■ **DATA**:
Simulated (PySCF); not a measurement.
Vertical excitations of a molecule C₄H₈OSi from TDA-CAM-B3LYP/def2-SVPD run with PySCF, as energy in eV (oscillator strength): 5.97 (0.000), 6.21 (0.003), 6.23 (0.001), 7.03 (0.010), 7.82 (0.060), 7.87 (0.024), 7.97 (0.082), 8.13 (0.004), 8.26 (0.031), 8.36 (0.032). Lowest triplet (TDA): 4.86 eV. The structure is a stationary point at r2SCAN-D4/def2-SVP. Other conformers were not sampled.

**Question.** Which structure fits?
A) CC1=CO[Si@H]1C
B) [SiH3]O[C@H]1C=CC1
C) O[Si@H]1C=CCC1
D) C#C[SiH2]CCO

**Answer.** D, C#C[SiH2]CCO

■ **ACTION ITEM**: Your answer must be the lines above from the one containing "B) [SiH3]O[C@H]1C=CC1" to the one containing "D) C#C[SiH2]CCO", both included, restated word for word.

■ **EXERCISE ANSWER**:
B) [SiH3]O[C@H]1C=CC1
C) O[Si@H]1C=CCC1
D) C#C[SiH2]CCO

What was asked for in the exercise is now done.